_Requirement_
Exact copies of all the lines below are required.

_Record set_
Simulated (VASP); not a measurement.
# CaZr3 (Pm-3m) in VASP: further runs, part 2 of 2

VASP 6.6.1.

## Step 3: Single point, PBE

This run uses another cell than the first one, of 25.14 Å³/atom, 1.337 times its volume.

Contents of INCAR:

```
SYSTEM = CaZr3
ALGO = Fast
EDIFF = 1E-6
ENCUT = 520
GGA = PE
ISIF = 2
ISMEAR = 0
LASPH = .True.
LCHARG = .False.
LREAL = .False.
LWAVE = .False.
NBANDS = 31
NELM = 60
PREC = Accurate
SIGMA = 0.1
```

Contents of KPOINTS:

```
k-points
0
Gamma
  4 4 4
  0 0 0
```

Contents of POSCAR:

_Answer box_
Simulated (VASP); not a measurement.
# CaZr3 (Pm-3m) in VASP: further runs, part 2 of 2

VASP 6.6.1.

## Step 3: Single point, PBE

This run uses another cell than the first one, of 25.14 Å³/atom, 1.337 times its volume.

Contents of INCAR:

```
SYSTEM = CaZr3
ALGO = Fast
EDIFF = 1E-6
ENCUT = 520
GGA = PE
ISIF = 2
ISMEAR = 0
LASPH = .True.
LCHARG = .False.
LREAL = .False.
LWAVE = .False.
NBANDS = 31
NELM = 60
PREC = Accurate
SIGMA = 0.1
```

Contents of KPOINTS:

```
k-points
0
Gamma
  4 4 4
  0 0 0
```

Contents of POSCAR:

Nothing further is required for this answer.